# Provided records
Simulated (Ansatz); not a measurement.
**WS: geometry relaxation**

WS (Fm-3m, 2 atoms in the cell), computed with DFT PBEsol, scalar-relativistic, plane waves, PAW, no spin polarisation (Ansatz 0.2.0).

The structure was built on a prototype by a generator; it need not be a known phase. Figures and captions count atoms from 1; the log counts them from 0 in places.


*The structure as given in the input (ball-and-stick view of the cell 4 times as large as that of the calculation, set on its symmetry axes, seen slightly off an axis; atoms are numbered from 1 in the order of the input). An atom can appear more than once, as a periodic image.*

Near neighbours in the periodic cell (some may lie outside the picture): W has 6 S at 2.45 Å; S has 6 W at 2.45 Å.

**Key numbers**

# Required action
Please retype the top of the data exactly, down to and including the line that holds "WS (Fm-3m, 2", and nothing further.

# Task solution
Simulated (Ansatz); not a measurement.
**WS: geometry relaxation**

WS (Fm-3m, 2 atoms in the cell), computed with DFT PBEsol, scalar-relativistic, plane waves, PAW, no spin polarisation (Ansatz 0.2.0).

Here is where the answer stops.